◆ **Study material**
= Beginning of Section =
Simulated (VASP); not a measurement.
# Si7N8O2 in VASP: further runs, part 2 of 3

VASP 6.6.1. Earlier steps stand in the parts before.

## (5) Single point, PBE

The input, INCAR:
= End of Section =

Transcribe the listing so that each line matches exactly.

◆ **Response box**
Simulated (VASP); not a measurement.
# Si7N8O2 in VASP: further runs, part 2 of 3

VASP 6.6.1. Earlier steps stand in the parts before.

## (5) Single point, PBE

The input, INCAR:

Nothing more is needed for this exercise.